Supplied records
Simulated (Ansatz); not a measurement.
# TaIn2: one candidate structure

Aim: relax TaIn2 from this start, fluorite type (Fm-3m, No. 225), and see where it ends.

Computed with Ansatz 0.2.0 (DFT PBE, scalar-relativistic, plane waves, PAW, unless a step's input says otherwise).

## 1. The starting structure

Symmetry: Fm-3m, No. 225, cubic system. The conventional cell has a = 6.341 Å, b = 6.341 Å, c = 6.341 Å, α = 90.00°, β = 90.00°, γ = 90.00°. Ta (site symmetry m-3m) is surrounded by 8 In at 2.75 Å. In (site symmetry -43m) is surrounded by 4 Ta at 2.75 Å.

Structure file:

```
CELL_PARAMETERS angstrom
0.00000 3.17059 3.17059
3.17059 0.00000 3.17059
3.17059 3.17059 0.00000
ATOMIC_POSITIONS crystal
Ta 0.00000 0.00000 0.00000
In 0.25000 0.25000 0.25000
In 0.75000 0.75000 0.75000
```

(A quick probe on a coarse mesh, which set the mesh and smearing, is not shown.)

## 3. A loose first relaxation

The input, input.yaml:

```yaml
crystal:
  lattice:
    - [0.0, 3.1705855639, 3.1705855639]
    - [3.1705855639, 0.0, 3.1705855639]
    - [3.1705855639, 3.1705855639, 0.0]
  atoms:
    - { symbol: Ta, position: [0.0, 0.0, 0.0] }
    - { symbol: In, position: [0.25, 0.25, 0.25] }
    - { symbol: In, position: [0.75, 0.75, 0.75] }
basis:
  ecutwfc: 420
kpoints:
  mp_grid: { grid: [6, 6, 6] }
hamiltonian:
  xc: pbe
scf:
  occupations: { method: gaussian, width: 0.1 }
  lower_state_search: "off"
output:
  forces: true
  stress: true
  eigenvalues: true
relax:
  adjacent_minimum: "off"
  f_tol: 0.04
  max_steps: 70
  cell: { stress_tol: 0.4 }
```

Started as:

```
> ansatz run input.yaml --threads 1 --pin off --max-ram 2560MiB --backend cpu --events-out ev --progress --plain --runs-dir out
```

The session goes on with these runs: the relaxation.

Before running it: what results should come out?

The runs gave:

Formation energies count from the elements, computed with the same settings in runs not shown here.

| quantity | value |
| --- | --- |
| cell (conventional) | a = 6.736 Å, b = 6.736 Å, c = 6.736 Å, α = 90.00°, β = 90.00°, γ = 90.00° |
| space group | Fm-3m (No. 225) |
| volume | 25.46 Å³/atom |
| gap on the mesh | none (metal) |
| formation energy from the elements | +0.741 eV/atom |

Requirement
All that belongs in the answer is an exact copy of the lines from the start of the records above through the line with "(No. 225) |".

Task solution
Simulated (Ansatz); not a measurement.
# TaIn2: one candidate structure

Aim: relax TaIn2 from this start, fluorite type (Fm-3m, No. 225), and see where it ends.

Computed with Ansatz 0.2.0 (DFT PBE, scalar-relativistic, plane waves, PAW, unless a step's input says otherwise).

## 1. The starting structure

Symmetry: Fm-3m, No. 225, cubic system. The conventional cell has a = 6.341 Å, b = 6.341 Å, c = 6.341 Å, α = 90.00°, β = 90.00°, γ = 90.00°. Ta (site symmetry m-3m) is surrounded by 8 In at 2.75 Å. In (site symmetry -43m) is surrounded by 4 Ta at 2.75 Å.

Structure file:

```
CELL_PARAMETERS angstrom
0.00000 3.17059 3.17059
3.17059 0.00000 3.17059
3.17059 3.17059 0.00000
ATOMIC_POSITIONS crystal
Ta 0.00000 0.00000 0.00000
In 0.25000 0.25000 0.25000
In 0.75000 0.75000 0.75000
```

(A quick probe on a coarse mesh, which set the mesh and smearing, is not shown.)

## 3. A loose first relaxation

The input, input.yaml:

```yaml
crystal:
  lattice:
    - [0.0, 3.1705855639, 3.1705855639]
    - [3.1705855639, 0.0, 3.1705855639]
    - [3.1705855639, 3.1705855639, 0.0]
  atoms:
    - { symbol: Ta, position: [0.0, 0.0, 0.0] }
    - { symbol: In, position: [0.25, 0.25, 0.25] }
    - { symbol: In, position: [0.75, 0.75, 0.75] }
basis:
  ecutwfc: 420
kpoints:
  mp_grid: { grid: [6, 6, 6] }
hamiltonian:
  xc: pbe
scf:
  occupations: { method: gaussian, width: 0.1 }
  lower_state_search: "off"
output:
  forces: true
  stress: true
  eigenvalues: true
relax:
  adjacent_minimum: "off"
  f_tol: 0.04
  max_steps: 70
  cell: { stress_tol: 0.4 }
```

Started as:

```
> ansatz run input.yaml --threads 1 --pin off --max-ram 2560MiB --backend cpu --events-out ev --progress --plain --runs-dir out
```

The session goes on with these runs: the relaxation.

Before running it: what results should come out?

The runs gave:

Formation energies count from the elements, computed with the same settings in runs not shown here.

| quantity | value |
| --- | --- |
| cell (conventional) | a = 6.736 Å, b = 6.736 Å, c = 6.736 Å, α = 90.00°, β = 90.00°, γ = 90.00° |
| space group | Fm-3m (No. 225) |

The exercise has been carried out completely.